MATERIAL PROVIDED:
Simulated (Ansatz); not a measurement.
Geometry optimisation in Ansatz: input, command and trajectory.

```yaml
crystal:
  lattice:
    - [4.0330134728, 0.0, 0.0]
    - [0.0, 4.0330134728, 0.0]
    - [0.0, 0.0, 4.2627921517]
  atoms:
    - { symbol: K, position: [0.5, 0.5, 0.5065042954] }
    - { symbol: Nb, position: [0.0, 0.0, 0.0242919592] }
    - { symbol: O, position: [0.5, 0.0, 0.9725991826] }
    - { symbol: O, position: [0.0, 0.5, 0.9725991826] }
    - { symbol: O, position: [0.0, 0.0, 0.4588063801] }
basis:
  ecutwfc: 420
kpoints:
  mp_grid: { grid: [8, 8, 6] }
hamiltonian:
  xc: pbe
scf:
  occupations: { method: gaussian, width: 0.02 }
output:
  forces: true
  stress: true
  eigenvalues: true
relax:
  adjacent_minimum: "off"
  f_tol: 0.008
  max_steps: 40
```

BRIEF: Set down the listing above in its entirety, exactly as written.

EXERCISE RESPONSE:
Simulated (Ansatz); not a measurement.
Geometry optimisation in Ansatz: input, command and trajectory.

```yaml
crystal:
  lattice:
    - [4.0330134728, 0.0, 0.0]
    - [0.0, 4.0330134728, 0.0]
    - [0.0, 0.0, 4.2627921517]
  atoms:
    - { symbol: K, position: [0.5, 0.5, 0.5065042954] }
    - { symbol: Nb, position: [0.0, 0.0, 0.0242919592] }
    - { symbol: O, position: [0.5, 0.0, 0.9725991826] }
    - { symbol: O, position: [0.0, 0.5, 0.9725991826] }
    - { symbol: O, position: [0.0, 0.0, 0.4588063801] }
basis:
  ecutwfc: 420
kpoints:
  mp_grid: { grid: [8, 8, 6] }
hamiltonian:
  xc: pbe
scf:
  occupations: { method: gaussian, width: 0.02 }
output:
  forces: true
  stress: true
  eigenvalues: true
relax:
  adjacent_minimum: "off"
  f_tol: 0.008
  max_steps: 40
```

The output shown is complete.